:: ACTIVITY ::
The answer must be an exact transcription of every record.

RECORDS SUPPLIED Start Marker

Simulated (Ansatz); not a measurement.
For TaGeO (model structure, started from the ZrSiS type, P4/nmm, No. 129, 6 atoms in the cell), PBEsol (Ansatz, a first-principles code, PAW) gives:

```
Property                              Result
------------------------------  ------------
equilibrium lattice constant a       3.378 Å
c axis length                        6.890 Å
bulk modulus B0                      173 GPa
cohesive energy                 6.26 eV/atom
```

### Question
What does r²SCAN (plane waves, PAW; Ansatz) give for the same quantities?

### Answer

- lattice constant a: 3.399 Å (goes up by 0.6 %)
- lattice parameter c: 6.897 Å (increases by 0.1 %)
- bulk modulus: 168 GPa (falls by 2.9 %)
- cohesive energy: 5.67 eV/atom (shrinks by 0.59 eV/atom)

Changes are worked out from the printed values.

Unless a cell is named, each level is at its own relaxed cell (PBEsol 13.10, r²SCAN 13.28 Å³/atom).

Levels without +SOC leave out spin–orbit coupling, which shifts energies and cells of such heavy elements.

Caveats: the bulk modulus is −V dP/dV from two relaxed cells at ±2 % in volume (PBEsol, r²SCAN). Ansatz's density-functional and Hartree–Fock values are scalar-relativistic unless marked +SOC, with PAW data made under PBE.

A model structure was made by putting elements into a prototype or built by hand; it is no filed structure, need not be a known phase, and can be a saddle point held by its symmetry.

RECORDS SUPPLIED End Marker

:: YOUR RESPONSE ::
Simulated (Ansatz); not a measurement.
For TaGeO (model structure, started from the ZrSiS type, P4/nmm, No. 129, 6 atoms in the cell), PBEsol (Ansatz, a first-principles code, PAW) gives:

```
Property                              Result
------------------------------  ------------
equilibrium lattice constant a       3.378 Å
c axis length                        6.890 Å
bulk modulus B0                      173 GPa
cohesive energy                 6.26 eV/atom
```

### Question
What does r²SCAN (plane waves, PAW; Ansatz) give for the same quantities?

### Answer

- lattice constant a: 3.399 Å (goes up by 0.6 %)
- lattice parameter c: 6.897 Å (increases by 0.1 %)
- bulk modulus: 168 GPa (falls by 2.9 %)
- cohesive energy: 5.67 eV/atom (shrinks by 0.59 eV/atom)

Changes are worked out from the printed values.

Unless a cell is named, each level is at its own relaxed cell (PBEsol 13.10, r²SCAN 13.28 Å³/atom).

Levels without +SOC leave out spin–orbit coupling, which shifts energies and cells of such heavy elements.

Caveats: the bulk modulus is −V dP/dV from two relaxed cells at ±2 % in volume (PBEsol, r²SCAN). Ansatz's density-functional and Hartree–Fock values are scalar-relativistic unless marked +SOC, with PAW data made under PBE.

A model structure was made by putting elements into a prototype or built by hand; it is no filed structure, need not be a known phase, and can be a saddle point held by its symmetry.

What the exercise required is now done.